WORK INSTRUCTION: Retype each entry below, keeping every character the same.

DATA LISTING:
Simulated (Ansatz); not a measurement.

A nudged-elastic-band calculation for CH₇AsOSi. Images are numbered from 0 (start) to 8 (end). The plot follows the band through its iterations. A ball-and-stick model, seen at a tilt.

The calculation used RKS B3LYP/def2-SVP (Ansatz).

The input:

SOLUTION:
Simulated (Ansatz); not a measurement.

A nudged-elastic-band calculation for CH₇AsOSi. Images are numbered from 0 (start) to 8 (end). The plot follows the band through its iterations. A ball-and-stick model, seen at a tilt.

The calculation used RKS B3LYP/def2-SVP (Ansatz).

The input:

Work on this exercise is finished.